::: Supplied material

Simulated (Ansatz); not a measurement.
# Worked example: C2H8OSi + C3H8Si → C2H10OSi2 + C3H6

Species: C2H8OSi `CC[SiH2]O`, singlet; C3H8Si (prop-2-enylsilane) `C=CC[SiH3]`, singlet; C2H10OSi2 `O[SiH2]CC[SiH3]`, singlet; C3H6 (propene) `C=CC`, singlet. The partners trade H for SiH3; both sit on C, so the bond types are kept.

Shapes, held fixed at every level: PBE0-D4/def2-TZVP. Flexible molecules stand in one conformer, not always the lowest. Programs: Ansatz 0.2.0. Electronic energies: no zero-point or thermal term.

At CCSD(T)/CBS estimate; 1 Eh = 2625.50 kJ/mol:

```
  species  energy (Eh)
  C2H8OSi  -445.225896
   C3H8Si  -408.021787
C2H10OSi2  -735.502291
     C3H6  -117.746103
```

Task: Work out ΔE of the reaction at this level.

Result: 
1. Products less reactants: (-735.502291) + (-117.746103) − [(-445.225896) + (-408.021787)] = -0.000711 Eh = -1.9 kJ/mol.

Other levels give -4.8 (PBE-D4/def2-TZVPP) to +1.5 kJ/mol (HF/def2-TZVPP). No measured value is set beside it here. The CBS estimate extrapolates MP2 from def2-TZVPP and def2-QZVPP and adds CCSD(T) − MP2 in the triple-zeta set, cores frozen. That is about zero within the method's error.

::::::

* Required action:
Print exactly the lines from the beginning of the entries through the line with "# Worked example: C2H8OSi". Output nothing more.

* Your response:
Simulated (Ansatz); not a measurement.
# Worked example: C2H8OSi + C3H8Si → C2H10OSi2 + C3H6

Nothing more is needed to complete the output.